Assignment:
Your task is to transcribe, without alteration, the lines from the top of the material below through the line bearing "none | 20.5 | - |", inclusive.

Given data:
################

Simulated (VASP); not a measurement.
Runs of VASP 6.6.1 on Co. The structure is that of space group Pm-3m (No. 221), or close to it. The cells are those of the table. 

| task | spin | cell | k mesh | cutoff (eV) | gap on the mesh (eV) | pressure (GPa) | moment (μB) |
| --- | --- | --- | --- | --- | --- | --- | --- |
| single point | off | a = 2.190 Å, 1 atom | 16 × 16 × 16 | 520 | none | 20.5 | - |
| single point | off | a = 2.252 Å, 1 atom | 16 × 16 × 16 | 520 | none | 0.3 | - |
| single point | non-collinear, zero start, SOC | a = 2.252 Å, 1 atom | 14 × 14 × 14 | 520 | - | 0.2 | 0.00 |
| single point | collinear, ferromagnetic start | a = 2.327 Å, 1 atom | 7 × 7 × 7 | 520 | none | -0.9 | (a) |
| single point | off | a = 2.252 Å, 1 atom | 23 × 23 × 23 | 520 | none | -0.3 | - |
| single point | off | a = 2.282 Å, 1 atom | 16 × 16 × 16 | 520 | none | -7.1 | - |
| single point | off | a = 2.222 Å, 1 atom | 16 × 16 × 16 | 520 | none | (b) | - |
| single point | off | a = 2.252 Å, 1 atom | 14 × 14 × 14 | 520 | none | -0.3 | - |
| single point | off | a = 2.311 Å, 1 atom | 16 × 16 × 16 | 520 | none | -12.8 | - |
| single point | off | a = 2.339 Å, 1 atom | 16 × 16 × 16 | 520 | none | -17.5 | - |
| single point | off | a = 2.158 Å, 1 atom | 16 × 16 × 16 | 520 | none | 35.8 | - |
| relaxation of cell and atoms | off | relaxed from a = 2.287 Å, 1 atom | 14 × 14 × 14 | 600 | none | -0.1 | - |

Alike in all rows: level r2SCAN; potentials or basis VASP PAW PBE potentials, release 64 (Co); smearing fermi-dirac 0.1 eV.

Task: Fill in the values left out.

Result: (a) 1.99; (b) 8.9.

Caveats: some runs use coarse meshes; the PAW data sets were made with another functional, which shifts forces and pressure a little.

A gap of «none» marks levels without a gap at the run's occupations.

################

Your response:
Simulated (VASP); not a measurement.
Runs of VASP 6.6.1 on Co. The structure is that of space group Pm-3m (No. 221), or close to it. The cells are those of the table. 

| task | spin | cell | k mesh | cutoff (eV) | gap on the mesh (eV) | pressure (GPa) | moment (μB) |
| --- | --- | --- | --- | --- | --- | --- | --- |
| single point | off | a = 2.190 Å, 1 atom | 16 × 16 × 16 | 520 | none | 20.5 | - |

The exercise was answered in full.